### Data
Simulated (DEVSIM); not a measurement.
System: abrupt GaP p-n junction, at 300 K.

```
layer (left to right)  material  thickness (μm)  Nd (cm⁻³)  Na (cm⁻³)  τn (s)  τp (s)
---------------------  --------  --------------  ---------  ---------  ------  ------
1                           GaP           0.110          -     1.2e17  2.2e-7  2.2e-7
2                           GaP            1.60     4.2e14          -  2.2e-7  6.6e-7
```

### Work instruction
In the answer, the listing above should be restated word for word.

### Written answer
Simulated (DEVSIM); not a measurement.
System: abrupt GaP p-n junction, at 300 K.

```
layer (left to right)  material  thickness (μm)  Nd (cm⁻³)  Na (cm⁻³)  τn (s)  τp (s)
---------------------  --------  --------------  ---------  ---------  ------  ------
1                           GaP           0.110          -     1.2e17  2.2e-7  2.2e-7
2                           GaP            1.60     4.2e14          -  2.2e-7  6.6e-7
```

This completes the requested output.